•••
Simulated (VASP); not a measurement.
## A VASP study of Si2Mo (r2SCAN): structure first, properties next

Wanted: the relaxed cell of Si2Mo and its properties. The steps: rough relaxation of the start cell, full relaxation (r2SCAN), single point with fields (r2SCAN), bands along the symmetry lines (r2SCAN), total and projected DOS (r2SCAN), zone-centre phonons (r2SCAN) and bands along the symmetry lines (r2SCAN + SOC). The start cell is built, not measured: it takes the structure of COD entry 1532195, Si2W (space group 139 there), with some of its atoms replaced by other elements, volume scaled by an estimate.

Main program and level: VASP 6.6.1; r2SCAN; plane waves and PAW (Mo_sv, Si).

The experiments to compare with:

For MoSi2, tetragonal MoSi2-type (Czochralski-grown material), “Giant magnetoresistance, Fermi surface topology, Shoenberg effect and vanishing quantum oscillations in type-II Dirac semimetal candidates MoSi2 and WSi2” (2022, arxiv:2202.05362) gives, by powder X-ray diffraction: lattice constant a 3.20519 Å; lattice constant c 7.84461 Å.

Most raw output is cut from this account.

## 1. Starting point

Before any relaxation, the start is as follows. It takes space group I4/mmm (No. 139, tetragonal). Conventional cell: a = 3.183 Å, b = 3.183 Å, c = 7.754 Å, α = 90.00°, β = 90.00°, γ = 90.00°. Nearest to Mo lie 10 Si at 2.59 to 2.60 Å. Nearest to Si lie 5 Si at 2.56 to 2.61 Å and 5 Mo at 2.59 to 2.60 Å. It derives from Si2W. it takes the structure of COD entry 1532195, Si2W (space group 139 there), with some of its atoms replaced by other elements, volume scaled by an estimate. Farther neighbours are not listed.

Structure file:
•••

** Required action **
Output exactly one stretch of the listing: from the line containing "The experiments to" through the line containing "For MoSi2, tetragonal", both end lines included.

** Task solution **
The experiments to compare with:

For MoSi2, tetragonal MoSi2-type (Czochralski-grown material), “Giant magnetoresistance, Fermi surface topology, Shoenberg effect and vanishing quantum oscillations in type-II Dirac semimetal candidates MoSi2 and WSi2” (2022, arxiv:2202.05362) gives, by powder X-ray diffraction: lattice constant a 3.20519 Å; lattice constant c 7.84461 Å.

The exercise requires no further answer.